### [EXTRACTED MATERIAL]
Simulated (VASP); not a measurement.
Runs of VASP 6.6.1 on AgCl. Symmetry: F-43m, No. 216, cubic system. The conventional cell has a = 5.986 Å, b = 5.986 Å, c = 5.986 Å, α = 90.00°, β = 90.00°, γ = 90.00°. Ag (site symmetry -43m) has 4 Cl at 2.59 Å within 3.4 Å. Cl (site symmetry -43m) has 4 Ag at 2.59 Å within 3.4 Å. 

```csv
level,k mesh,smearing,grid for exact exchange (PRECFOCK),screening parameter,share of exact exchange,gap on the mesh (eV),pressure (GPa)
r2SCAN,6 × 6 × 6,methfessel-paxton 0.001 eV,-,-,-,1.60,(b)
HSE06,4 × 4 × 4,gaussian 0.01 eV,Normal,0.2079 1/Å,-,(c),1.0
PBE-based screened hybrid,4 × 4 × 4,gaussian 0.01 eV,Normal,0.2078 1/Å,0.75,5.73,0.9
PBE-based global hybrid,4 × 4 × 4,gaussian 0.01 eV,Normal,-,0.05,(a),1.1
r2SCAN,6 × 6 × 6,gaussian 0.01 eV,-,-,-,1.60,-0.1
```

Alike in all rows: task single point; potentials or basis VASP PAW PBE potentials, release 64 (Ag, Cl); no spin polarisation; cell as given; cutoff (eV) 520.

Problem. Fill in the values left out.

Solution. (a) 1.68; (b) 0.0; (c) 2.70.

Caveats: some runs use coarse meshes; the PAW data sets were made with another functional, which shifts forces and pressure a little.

### [WORK ITEM]
Copy the entries word for word. Start at the first line and end with the line containing "Solution. (a) 1.68; (b) 0.0; (c) 2.70.".

### [REPLY]
Simulated (VASP); not a measurement.
Runs of VASP 6.6.1 on AgCl. Symmetry: F-43m, No. 216, cubic system. The conventional cell has a = 5.986 Å, b = 5.986 Å, c = 5.986 Å, α = 90.00°, β = 90.00°, γ = 90.00°. Ag (site symmetry -43m) has 4 Cl at 2.59 Å within 3.4 Å. Cl (site symmetry -43m) has 4 Ag at 2.59 Å within 3.4 Å. 

```csv
level,k mesh,smearing,grid for exact exchange (PRECFOCK),screening parameter,share of exact exchange,gap on the mesh (eV),pressure (GPa)
r2SCAN,6 × 6 × 6,methfessel-paxton 0.001 eV,-,-,-,1.60,(b)
HSE06,4 × 4 × 4,gaussian 0.01 eV,Normal,0.2079 1/Å,-,(c),1.0
PBE-based screened hybrid,4 × 4 × 4,gaussian 0.01 eV,Normal,0.2078 1/Å,0.75,5.73,0.9
PBE-based global hybrid,4 × 4 × 4,gaussian 0.01 eV,Normal,-,0.05,(a),1.1
r2SCAN,6 × 6 × 6,gaussian 0.01 eV,-,-,-,1.60,-0.1
```

Alike in all rows: task single point; potentials or basis VASP PAW PBE potentials, release 64 (Ag, Cl); no spin polarisation; cell as given; cutoff (eV) 520.

Problem. Fill in the values left out.

Solution. (a) 1.68; (b) 0.0; (c) 2.70.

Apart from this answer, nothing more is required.